## ACTIVITY
What you give back should be exactly the opening lines of the data, ending with the line that contains "## (1) The cell of the first run" and including it.

## LISTED RECORDS
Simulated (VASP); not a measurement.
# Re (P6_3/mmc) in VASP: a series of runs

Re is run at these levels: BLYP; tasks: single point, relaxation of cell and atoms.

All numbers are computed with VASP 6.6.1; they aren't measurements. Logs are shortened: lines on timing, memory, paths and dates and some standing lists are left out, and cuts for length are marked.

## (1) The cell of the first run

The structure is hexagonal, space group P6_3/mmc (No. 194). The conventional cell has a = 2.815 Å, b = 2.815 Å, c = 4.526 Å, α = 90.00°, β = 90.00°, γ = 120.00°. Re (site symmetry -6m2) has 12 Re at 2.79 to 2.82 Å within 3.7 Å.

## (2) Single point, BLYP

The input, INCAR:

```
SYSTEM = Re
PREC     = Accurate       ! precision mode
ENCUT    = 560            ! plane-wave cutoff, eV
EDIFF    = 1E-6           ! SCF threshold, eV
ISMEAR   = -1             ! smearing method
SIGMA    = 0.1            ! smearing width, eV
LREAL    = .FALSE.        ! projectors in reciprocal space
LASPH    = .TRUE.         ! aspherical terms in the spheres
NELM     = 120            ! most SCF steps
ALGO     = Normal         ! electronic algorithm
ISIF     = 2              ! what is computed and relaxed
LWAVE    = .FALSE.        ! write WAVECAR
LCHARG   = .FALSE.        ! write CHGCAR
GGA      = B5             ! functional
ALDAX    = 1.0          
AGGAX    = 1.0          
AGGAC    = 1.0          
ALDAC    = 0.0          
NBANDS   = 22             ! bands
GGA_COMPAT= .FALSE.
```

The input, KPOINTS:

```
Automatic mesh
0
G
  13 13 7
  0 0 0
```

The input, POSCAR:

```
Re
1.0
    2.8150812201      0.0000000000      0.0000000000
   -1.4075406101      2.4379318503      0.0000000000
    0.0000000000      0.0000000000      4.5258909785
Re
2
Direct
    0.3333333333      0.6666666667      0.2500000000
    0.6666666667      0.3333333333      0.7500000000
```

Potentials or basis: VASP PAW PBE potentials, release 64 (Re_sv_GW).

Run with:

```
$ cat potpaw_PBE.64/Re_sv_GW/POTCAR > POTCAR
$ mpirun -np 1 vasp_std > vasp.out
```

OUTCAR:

## EXERCISE OUTPUT
Simulated (VASP); not a measurement.
# Re (P6_3/mmc) in VASP: a series of runs

Re is run at these levels: BLYP; tasks: single point, relaxation of cell and atoms.

All numbers are computed with VASP 6.6.1; they aren't measurements. Logs are shortened: lines on timing, memory, paths and dates and some standing lists are left out, and cuts for length are marked.

## (1) The cell of the first run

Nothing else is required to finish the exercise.